Activity:
Please print only the top portion of the entries below, ending with the line that contains "Solution. As run", exactly as written.

++++ Entries shown

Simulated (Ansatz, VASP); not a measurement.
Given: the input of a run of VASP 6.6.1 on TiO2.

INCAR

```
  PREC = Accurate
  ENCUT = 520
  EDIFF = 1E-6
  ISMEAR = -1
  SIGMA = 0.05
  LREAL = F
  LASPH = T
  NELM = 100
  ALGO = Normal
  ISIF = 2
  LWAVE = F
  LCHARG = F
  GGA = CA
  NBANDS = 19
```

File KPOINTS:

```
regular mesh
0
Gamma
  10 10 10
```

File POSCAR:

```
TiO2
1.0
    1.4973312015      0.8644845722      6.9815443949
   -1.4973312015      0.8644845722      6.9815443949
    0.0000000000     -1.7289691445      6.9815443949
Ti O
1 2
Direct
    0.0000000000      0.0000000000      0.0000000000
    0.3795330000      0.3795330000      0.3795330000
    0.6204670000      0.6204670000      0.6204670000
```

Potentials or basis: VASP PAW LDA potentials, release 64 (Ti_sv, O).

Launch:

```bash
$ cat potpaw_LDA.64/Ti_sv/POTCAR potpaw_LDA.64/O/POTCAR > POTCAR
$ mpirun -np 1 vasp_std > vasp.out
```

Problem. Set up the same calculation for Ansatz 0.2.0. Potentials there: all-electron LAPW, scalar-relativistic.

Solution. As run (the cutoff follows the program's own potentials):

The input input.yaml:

++++++++

Exercise result:
Simulated (Ansatz, VASP); not a measurement.
Given: the input of a run of VASP 6.6.1 on TiO2.

INCAR

```
  PREC = Accurate
  ENCUT = 520
  EDIFF = 1E-6
  ISMEAR = -1
  SIGMA = 0.05
  LREAL = F
  LASPH = T
  NELM = 100
  ALGO = Normal
  ISIF = 2
  LWAVE = F
  LCHARG = F
  GGA = CA
  NBANDS = 19
```

File KPOINTS:

```
regular mesh
0
Gamma
  10 10 10
```

File POSCAR:

```
TiO2
1.0
    1.4973312015      0.8644845722      6.9815443949
   -1.4973312015      0.8644845722      6.9815443949
    0.0000000000     -1.7289691445      6.9815443949
Ti O
1 2
Direct
    0.0000000000      0.0000000000      0.0000000000
    0.3795330000      0.3795330000      0.3795330000
    0.6204670000      0.6204670000      0.6204670000
```

Potentials or basis: VASP PAW LDA potentials, release 64 (Ti_sv, O).

Launch:

```bash
$ cat potpaw_LDA.64/Ti_sv/POTCAR potpaw_LDA.64/O/POTCAR > POTCAR
$ mpirun -np 1 vasp_std > vasp.out
```

Problem. Set up the same calculation for Ansatz 0.2.0. Potentials there: all-electron LAPW, scalar-relativistic.

Solution. As run (the cutoff follows the program's own potentials):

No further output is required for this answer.